* _Entries provided_:
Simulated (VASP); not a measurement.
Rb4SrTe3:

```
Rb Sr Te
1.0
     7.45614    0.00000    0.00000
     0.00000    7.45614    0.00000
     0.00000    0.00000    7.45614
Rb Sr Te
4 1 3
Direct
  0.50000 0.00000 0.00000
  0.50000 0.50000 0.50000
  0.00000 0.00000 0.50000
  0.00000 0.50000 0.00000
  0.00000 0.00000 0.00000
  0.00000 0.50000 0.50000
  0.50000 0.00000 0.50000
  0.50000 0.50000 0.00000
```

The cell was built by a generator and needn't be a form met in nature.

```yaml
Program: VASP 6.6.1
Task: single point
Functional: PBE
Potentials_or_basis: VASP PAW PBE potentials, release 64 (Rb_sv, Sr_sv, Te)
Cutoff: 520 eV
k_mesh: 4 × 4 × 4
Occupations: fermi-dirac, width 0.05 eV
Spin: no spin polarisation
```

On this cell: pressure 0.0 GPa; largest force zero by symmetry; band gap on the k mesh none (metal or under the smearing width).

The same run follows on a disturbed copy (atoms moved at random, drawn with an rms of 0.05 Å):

* _Action item_:
Reproduce the records above line by line, without any change, up to and including the line that holds "On this cell: pressure".

* _Result_:
Simulated (VASP); not a measurement.
Rb4SrTe3:

```
Rb Sr Te
1.0
     7.45614    0.00000    0.00000
     0.00000    7.45614    0.00000
     0.00000    0.00000    7.45614
Rb Sr Te
4 1 3
Direct
  0.50000 0.00000 0.00000
  0.50000 0.50000 0.50000
  0.00000 0.00000 0.50000
  0.00000 0.50000 0.00000
  0.00000 0.00000 0.00000
  0.00000 0.50000 0.50000
  0.50000 0.00000 0.50000
  0.50000 0.50000 0.00000
```

The cell was built by a generator and needn't be a form met in nature.

```yaml
Program: VASP 6.6.1
Task: single point
Functional: PBE
Potentials_or_basis: VASP PAW PBE potentials, release 64 (Rb_sv, Sr_sv, Te)
Cutoff: 520 eV
k_mesh: 4 × 4 × 4
Occupations: fermi-dirac, width 0.05 eV
Spin: no spin polarisation
```

On this cell: pressure 0.0 GPa; largest force zero by symmetry; band gap on the k mesh none (metal or under the smearing width).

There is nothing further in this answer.